◆ **Data extracts**
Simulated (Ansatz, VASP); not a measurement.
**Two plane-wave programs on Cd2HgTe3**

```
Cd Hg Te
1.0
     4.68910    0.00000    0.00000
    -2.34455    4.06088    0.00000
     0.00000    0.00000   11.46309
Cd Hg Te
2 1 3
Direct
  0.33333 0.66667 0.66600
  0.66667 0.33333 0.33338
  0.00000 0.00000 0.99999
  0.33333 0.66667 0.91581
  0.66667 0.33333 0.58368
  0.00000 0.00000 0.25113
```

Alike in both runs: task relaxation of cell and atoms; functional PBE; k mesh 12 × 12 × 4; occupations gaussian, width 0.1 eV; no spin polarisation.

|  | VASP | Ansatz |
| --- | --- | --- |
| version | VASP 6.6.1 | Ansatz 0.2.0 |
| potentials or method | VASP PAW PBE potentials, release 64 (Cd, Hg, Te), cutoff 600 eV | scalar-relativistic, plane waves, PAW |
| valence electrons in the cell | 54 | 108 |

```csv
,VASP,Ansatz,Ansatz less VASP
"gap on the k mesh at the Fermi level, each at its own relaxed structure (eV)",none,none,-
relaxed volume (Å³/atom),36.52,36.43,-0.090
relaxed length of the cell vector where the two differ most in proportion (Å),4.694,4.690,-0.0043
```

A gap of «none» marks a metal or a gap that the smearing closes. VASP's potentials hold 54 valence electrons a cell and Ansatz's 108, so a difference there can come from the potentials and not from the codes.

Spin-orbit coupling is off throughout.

◆ **Action item**
Beginning at the top of the records above, transcribe each line exactly up to and including the line that holds "from the codes.".

◆ **Response area**
Simulated (Ansatz, VASP); not a measurement.
**Two plane-wave programs on Cd2HgTe3**

```
Cd Hg Te
1.0
     4.68910    0.00000    0.00000
    -2.34455    4.06088    0.00000
     0.00000    0.00000   11.46309
Cd Hg Te
2 1 3
Direct
  0.33333 0.66667 0.66600
  0.66667 0.33333 0.33338
  0.00000 0.00000 0.99999
  0.33333 0.66667 0.91581
  0.66667 0.33333 0.58368
  0.00000 0.00000 0.25113
```

Alike in both runs: task relaxation of cell and atoms; functional PBE; k mesh 12 × 12 × 4; occupations gaussian, width 0.1 eV; no spin polarisation.

|  | VASP | Ansatz |
| --- | --- | --- |
| version | VASP 6.6.1 | Ansatz 0.2.0 |
| potentials or method | VASP PAW PBE potentials, release 64 (Cd, Hg, Te), cutoff 600 eV | scalar-relativistic, plane waves, PAW |
| valence electrons in the cell | 54 | 108 |

```csv
,VASP,Ansatz,Ansatz less VASP
"gap on the k mesh at the Fermi level, each at its own relaxed structure (eV)",none,none,-
relaxed volume (Å³/atom),36.52,36.43,-0.090
relaxed length of the cell vector where the two differ most in proportion (Å),4.694,4.690,-0.0043
```

A gap of «none» marks a metal or a gap that the smearing closes. VASP's potentials hold 54 valence electrons a cell and Ansatz's 108, so a difference there can come from the potentials and not from the codes.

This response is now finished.